WORK ITEM: From the listing below, reproduce word for word the part that opens with the line containing "label | method |" and closes with the line containing "## Model and target"; reproduce nothing else.

SUPPLIED ENTRIES:
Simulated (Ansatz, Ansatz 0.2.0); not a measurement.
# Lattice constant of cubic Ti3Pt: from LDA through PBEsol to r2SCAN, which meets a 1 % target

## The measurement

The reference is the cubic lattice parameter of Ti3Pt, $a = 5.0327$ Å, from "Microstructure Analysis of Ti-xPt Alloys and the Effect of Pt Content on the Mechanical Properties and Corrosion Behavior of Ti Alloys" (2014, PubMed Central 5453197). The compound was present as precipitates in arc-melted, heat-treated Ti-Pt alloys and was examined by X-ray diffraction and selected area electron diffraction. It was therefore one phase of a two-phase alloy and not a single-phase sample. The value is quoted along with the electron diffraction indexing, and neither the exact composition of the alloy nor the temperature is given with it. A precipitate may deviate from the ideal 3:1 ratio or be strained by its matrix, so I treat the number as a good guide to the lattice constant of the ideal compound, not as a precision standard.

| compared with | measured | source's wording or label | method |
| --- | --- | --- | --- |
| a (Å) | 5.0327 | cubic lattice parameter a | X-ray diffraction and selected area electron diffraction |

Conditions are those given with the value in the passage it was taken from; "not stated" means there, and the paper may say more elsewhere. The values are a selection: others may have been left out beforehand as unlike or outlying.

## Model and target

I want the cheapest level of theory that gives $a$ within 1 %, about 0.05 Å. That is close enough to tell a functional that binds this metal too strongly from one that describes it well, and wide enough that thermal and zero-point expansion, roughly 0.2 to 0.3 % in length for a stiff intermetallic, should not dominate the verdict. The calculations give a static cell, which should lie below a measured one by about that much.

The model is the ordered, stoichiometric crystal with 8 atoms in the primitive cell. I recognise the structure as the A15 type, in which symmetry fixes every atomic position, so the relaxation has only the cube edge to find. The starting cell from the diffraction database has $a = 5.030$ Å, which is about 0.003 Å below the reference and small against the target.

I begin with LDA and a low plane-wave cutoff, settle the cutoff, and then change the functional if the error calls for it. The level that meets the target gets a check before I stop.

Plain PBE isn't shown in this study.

EXERCISE RESPONSE:
| compared with | measured | source's wording or label | method |
| --- | --- | --- | --- |
| a (Å) | 5.0327 | cubic lattice parameter a | X-ray diffraction and selected area electron diffraction |

Conditions are those given with the value in the passage it was taken from; "not stated" means there, and the paper may say more elsewhere. The values are a selection: others may have been left out beforehand as unlike or outlying.

## Model and target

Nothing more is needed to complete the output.